▶ _Task item_: All of the entries below are to be copied without any alteration.

= Beginning of Section =

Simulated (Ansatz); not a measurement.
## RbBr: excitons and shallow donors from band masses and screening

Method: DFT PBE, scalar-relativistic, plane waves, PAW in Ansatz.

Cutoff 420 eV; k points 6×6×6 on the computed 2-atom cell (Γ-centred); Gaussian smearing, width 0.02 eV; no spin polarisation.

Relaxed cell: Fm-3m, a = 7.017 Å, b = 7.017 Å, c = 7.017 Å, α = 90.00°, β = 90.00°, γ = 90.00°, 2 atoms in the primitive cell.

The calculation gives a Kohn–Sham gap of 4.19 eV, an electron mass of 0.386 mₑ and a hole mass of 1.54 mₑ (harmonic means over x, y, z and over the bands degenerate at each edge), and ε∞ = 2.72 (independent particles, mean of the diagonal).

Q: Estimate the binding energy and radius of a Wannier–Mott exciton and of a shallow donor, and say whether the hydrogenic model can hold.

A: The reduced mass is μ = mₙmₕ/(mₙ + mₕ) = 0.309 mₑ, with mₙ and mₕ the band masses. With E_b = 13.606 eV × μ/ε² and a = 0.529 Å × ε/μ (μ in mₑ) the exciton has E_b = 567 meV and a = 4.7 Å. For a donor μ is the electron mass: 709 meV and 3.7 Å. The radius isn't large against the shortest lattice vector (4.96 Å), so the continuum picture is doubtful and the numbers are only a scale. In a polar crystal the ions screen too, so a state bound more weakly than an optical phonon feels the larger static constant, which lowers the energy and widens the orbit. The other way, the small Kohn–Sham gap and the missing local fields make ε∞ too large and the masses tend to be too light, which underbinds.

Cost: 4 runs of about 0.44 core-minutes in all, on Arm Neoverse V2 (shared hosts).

= End of Section =

▶ _Your response_:
Simulated (Ansatz); not a measurement.
## RbBr: excitons and shallow donors from band masses and screening

Method: DFT PBE, scalar-relativistic, plane waves, PAW in Ansatz.

Cutoff 420 eV; k points 6×6×6 on the computed 2-atom cell (Γ-centred); Gaussian smearing, width 0.02 eV; no spin polarisation.

Relaxed cell: Fm-3m, a = 7.017 Å, b = 7.017 Å, c = 7.017 Å, α = 90.00°, β = 90.00°, γ = 90.00°, 2 atoms in the primitive cell.

The calculation gives a Kohn–Sham gap of 4.19 eV, an electron mass of 0.386 mₑ and a hole mass of 1.54 mₑ (harmonic means over x, y, z and over the bands degenerate at each edge), and ε∞ = 2.72 (independent particles, mean of the diagonal).

Q: Estimate the binding energy and radius of a Wannier–Mott exciton and of a shallow donor, and say whether the hydrogenic model can hold.

A: The reduced mass is μ = mₙmₕ/(mₙ + mₕ) = 0.309 mₑ, with mₙ and mₕ the band masses. With E_b = 13.606 eV × μ/ε² and a = 0.529 Å × ε/μ (μ in mₑ) the exciton has E_b = 567 meV and a = 4.7 Å. For a donor μ is the electron mass: 709 meV and 3.7 Å. The radius isn't large against the shortest lattice vector (4.96 Å), so the continuum picture is doubtful and the numbers are only a scale. In a polar crystal the ions screen too, so a state bound more weakly than an optical phonon feels the larger static constant, which lowers the energy and widens the orbit. The other way, the small Kohn–Sham gap and the missing local fields make ε∞ too large and the masses tend to be too light, which underbinds.

Cost: 4 runs of about 0.44 core-minutes in all, on Arm Neoverse V2 (shared hosts).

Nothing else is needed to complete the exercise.